····················
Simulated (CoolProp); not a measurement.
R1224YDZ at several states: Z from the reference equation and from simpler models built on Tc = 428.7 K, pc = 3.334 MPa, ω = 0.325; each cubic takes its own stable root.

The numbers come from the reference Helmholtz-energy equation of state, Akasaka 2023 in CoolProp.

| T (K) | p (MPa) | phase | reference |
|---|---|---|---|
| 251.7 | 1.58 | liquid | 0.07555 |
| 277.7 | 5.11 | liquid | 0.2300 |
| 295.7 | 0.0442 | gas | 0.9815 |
····················

▶ **Required action**
Copy out all of the records verbatim.

▶ **Written response**
Simulated (CoolProp); not a measurement.
R1224YDZ at several states: Z from the reference equation and from simpler models built on Tc = 428.7 K, pc = 3.334 MPa, ω = 0.325; each cubic takes its own stable root.

The numbers come from the reference Helmholtz-energy equation of state, Akasaka 2023 in CoolProp.

| T (K) | p (MPa) | phase | reference |
|---|---|---|---|
| 251.7 | 1.58 | liquid | 0.07555 |
| 277.7 | 5.11 | liquid | 0.2300 |
| 295.7 | 0.0442 | gas | 0.9815 |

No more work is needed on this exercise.